_Exercise:_ What you return must match the listing below exactly.

_Study material:_
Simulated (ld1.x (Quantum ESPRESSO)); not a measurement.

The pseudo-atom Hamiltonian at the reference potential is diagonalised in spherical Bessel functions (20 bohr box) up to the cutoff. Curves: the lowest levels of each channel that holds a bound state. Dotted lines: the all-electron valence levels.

_Task response:_
Simulated (ld1.x (Quantum ESPRESSO)); not a measurement.

The pseudo-atom Hamiltonian at the reference potential is diagonalised in spherical Bessel functions (20 bohr box) up to the cutoff. Curves: the lowest levels of each channel that holds a bound state. Dotted lines: the all-electron valence levels.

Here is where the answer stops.